- Task item -
In the entries below, the lines from the one with "none | none | - |" through the one with "-30 | -33 | -3.1 |" are to be copied exactly; both ends count.

═════ Dataset excerpts ═════
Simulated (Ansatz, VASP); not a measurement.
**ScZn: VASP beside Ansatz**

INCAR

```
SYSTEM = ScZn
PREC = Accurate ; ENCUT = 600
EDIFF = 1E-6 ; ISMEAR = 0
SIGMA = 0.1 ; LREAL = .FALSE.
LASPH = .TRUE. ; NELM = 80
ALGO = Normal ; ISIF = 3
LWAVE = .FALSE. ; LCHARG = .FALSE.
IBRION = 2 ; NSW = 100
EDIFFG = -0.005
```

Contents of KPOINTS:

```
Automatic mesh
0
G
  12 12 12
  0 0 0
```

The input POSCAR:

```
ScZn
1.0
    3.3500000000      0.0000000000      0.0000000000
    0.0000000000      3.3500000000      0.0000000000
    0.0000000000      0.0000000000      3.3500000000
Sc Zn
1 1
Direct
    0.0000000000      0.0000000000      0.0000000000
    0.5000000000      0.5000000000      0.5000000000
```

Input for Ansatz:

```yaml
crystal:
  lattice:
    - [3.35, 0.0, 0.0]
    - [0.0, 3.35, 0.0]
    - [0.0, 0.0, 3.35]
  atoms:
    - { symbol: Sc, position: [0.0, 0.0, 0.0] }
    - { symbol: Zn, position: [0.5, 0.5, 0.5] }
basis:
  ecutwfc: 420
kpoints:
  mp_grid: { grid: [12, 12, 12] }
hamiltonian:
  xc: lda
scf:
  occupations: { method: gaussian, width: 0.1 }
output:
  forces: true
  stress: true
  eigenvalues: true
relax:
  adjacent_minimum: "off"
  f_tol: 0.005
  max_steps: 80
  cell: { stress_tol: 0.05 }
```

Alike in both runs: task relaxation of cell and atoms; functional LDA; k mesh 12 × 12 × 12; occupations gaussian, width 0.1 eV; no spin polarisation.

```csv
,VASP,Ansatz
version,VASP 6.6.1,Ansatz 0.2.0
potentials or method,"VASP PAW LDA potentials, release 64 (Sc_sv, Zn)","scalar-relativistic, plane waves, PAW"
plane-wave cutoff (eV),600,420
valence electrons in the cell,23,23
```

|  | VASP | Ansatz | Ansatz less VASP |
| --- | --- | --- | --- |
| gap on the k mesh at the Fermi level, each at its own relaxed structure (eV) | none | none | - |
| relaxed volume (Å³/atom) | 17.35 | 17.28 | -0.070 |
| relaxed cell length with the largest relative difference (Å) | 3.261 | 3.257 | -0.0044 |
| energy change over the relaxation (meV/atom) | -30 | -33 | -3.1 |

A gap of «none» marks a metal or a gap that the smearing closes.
═════

- Result -
| gap on the k mesh at the Fermi level, each at its own relaxed structure (eV) | none | none | - |
| relaxed volume (Å³/atom) | 17.35 | 17.28 | -0.070 |
| relaxed cell length with the largest relative difference (Å) | 3.261 | 3.257 | -0.0044 |
| energy change over the relaxation (meV/atom) | -30 | -33 | -3.1 |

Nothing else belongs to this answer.